— SUPPLIED INFORMATION —
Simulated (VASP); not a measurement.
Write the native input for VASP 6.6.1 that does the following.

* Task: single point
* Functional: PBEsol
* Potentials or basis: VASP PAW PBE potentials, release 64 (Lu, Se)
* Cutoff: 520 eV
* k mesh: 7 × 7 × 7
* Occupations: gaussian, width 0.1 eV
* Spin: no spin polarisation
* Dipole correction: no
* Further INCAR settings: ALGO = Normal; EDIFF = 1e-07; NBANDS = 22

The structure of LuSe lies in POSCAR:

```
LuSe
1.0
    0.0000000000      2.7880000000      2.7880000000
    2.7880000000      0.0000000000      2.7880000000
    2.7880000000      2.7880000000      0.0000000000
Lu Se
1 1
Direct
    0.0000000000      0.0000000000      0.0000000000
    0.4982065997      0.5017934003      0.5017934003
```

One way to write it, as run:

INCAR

— REQUIRED ACTION —
Look back at the entries above and repeat, unchanged, every line from the line holding "Task: single point" through the line holding "One way to write".

— TASK RESULT —
* Task: single point
* Functional: PBEsol
* Potentials or basis: VASP PAW PBE potentials, release 64 (Lu, Se)
* Cutoff: 520 eV
* k mesh: 7 × 7 × 7
* Occupations: gaussian, width 0.1 eV
* Spin: no spin polarisation
* Dipole correction: no
* Further INCAR settings: ALGO = Normal; EDIFF = 1e-07; NBANDS = 22

The structure of LuSe lies in POSCAR:

```
LuSe
1.0
    0.0000000000      2.7880000000      2.7880000000
    2.7880000000      0.0000000000      2.7880000000
    2.7880000000      2.7880000000      0.0000000000
Lu Se
1 1
Direct
    0.0000000000      0.0000000000      0.0000000000
    0.4982065997      0.5017934003      0.5017934003
```

One way to write it, as run:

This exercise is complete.